BRIEF
Every line below should be copied out exactly.

INPUT DATA
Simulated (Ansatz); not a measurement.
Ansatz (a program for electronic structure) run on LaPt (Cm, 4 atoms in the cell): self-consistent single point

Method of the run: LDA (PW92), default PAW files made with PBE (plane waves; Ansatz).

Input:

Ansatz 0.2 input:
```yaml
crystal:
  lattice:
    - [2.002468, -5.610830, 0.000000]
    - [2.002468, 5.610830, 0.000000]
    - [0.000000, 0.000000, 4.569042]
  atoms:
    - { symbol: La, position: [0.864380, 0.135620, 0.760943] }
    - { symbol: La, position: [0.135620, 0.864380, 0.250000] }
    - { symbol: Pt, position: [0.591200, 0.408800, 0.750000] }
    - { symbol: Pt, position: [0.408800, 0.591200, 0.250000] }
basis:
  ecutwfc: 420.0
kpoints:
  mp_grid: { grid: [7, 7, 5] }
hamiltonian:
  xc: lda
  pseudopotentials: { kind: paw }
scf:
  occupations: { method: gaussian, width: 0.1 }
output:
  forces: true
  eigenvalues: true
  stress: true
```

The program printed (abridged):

SOLUTION
Simulated (Ansatz); not a measurement.
Ansatz (a program for electronic structure) run on LaPt (Cm, 4 atoms in the cell): self-consistent single point

Method of the run: LDA (PW92), default PAW files made with PBE (plane waves; Ansatz).

Input:

Ansatz 0.2 input:
```yaml
crystal:
  lattice:
    - [2.002468, -5.610830, 0.000000]
    - [2.002468, 5.610830, 0.000000]
    - [0.000000, 0.000000, 4.569042]
  atoms:
    - { symbol: La, position: [0.864380, 0.135620, 0.760943] }
    - { symbol: La, position: [0.135620, 0.864380, 0.250000] }
    - { symbol: Pt, position: [0.591200, 0.408800, 0.750000] }
    - { symbol: Pt, position: [0.408800, 0.591200, 0.250000] }
basis:
  ecutwfc: 420.0
kpoints:
  mp_grid: { grid: [7, 7, 5] }
hamiltonian:
  xc: lda
  pseudopotentials: { kind: paw }
scf:
  occupations: { method: gaussian, width: 0.1 }
output:
  forces: true
  eigenvalues: true
  stress: true
```

The program printed (abridged):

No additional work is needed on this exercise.